Word for word, restate the lines of the data from the first through the one containing "(2) What does it give for the relaxed volume?", and nothing else.

START Data for review

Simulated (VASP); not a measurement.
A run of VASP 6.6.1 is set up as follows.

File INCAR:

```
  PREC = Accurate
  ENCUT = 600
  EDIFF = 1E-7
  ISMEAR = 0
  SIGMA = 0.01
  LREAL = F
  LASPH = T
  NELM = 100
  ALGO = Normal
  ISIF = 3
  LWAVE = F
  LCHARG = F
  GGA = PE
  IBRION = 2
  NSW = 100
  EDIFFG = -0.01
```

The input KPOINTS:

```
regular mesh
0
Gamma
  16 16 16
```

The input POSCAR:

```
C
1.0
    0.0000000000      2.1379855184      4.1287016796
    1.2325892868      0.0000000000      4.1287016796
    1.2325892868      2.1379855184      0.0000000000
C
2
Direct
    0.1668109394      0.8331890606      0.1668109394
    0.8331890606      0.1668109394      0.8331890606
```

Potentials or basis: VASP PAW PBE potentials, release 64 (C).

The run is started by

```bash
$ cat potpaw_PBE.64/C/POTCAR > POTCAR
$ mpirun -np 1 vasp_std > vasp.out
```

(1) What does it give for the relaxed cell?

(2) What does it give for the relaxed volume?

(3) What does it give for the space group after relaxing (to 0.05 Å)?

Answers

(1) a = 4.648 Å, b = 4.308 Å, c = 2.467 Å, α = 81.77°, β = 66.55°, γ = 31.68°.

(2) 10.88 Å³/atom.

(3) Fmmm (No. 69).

END Data for review

Task output:
Simulated (VASP); not a measurement.
A run of VASP 6.6.1 is set up as follows.

File INCAR:

```
  PREC = Accurate
  ENCUT = 600
  EDIFF = 1E-7
  ISMEAR = 0
  SIGMA = 0.01
  LREAL = F
  LASPH = T
  NELM = 100
  ALGO = Normal
  ISIF = 3
  LWAVE = F
  LCHARG = F
  GGA = PE
  IBRION = 2
  NSW = 100
  EDIFFG = -0.01
```

The input KPOINTS:

```
regular mesh
0
Gamma
  16 16 16
```

The input POSCAR:

```
C
1.0
    0.0000000000      2.1379855184      4.1287016796
    1.2325892868      0.0000000000      4.1287016796
    1.2325892868      2.1379855184      0.0000000000
C
2
Direct
    0.1668109394      0.8331890606      0.1668109394
    0.8331890606      0.1668109394      0.8331890606
```

Potentials or basis: VASP PAW PBE potentials, release 64 (C).

The run is started by

```bash
$ cat potpaw_PBE.64/C/POTCAR > POTCAR
$ mpirun -np 1 vasp_std > vasp.out
```

(1) What does it give for the relaxed cell?

(2) What does it give for the relaxed volume?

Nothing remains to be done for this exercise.